» **WORK TASK**:
Transcribe the listing word for word.

» **DATA FOR REVIEW**:
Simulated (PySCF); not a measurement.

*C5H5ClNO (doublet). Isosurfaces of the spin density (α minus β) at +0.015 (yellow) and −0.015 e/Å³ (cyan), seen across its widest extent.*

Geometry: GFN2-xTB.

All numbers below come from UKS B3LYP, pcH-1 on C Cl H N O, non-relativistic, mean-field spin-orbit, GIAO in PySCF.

» **RESPONSE AREA**:
Simulated (PySCF); not a measurement.

*C5H5ClNO (doublet). Isosurfaces of the spin density (α minus β) at +0.015 (yellow) and −0.015 e/Å³ (cyan), seen across its widest extent.*

Geometry: GFN2-xTB.

All numbers below come from UKS B3LYP, pcH-1 on C Cl H N O, non-relativistic, mean-field spin-orbit, GIAO in PySCF.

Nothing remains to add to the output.